RECORDS SUPPLIED:
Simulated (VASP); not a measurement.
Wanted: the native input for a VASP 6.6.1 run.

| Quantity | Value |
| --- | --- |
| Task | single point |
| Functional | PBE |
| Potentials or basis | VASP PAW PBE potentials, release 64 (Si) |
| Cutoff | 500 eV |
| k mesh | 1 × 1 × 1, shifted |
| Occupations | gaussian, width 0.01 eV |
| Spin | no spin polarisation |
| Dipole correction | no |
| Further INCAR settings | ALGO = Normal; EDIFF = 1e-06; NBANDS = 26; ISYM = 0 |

ASSIGNED TASK: All of the material must be written out again without any change.

WRITTEN REPLY:
Simulated (VASP); not a measurement.
Wanted: the native input for a VASP 6.6.1 run.

| Quantity | Value |
| --- | --- |
| Task | single point |
| Functional | PBE |
| Potentials or basis | VASP PAW PBE potentials, release 64 (Si) |
| Cutoff | 500 eV |
| k mesh | 1 × 1 × 1, shifted |
| Occupations | gaussian, width 0.01 eV |
| Spin | no spin polarisation |
| Dipole correction | no |
| Further INCAR settings | ALGO = Normal; EDIFF = 1e-06; NBANDS = 26; ISYM = 0 |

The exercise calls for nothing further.